** GIVEN RECORDS follows **

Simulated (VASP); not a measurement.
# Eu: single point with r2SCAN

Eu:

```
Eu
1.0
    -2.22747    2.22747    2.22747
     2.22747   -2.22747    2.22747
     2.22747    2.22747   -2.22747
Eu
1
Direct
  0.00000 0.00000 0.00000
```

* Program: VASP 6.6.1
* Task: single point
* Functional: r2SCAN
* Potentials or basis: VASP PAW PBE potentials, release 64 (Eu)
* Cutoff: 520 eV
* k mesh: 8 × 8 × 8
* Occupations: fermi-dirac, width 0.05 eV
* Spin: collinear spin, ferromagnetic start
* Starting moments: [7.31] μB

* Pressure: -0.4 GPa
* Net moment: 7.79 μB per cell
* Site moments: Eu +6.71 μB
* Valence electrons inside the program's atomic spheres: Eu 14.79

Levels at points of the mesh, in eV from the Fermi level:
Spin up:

** End of GIVEN RECORDS **

* **ACTION ITEM**: Reproduce the data exactly, altering nothing.

* **EXERCISE RESULT**:
Simulated (VASP); not a measurement.
# Eu: single point with r2SCAN

Eu:

```
Eu
1.0
    -2.22747    2.22747    2.22747
     2.22747   -2.22747    2.22747
     2.22747    2.22747   -2.22747
Eu
1
Direct
  0.00000 0.00000 0.00000
```

* Program: VASP 6.6.1
* Task: single point
* Functional: r2SCAN
* Potentials or basis: VASP PAW PBE potentials, release 64 (Eu)
* Cutoff: 520 eV
* k mesh: 8 × 8 × 8
* Occupations: fermi-dirac, width 0.05 eV
* Spin: collinear spin, ferromagnetic start
* Starting moments: [7.31] μB

* Pressure: -0.4 GPa
* Net moment: 7.79 μB per cell
* Site moments: Eu +6.71 μB
* Valence electrons inside the program's atomic spheres: Eu 14.79

Levels at points of the mesh, in eV from the Fermi level:
Spin up:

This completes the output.